**Work instruction:**
All lines up to and including the one that contains "## Excitations of" are to be transcribed exactly, starting from the first line of the records.

**Material supplied:**
*** Begin section ***
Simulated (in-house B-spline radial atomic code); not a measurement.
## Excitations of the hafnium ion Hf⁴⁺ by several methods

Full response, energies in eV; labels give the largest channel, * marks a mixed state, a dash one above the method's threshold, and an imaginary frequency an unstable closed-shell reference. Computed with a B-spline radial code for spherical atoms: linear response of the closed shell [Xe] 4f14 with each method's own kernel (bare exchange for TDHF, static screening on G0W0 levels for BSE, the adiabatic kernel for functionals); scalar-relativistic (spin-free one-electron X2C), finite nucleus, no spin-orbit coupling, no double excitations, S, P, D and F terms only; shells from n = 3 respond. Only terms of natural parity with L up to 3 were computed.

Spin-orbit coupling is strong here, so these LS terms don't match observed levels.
*** End section ***

**Problem solution:**
Simulated (in-house B-spline radial atomic code); not a measurement.
## Excitations of the hafnium ion Hf⁴⁺ by several methods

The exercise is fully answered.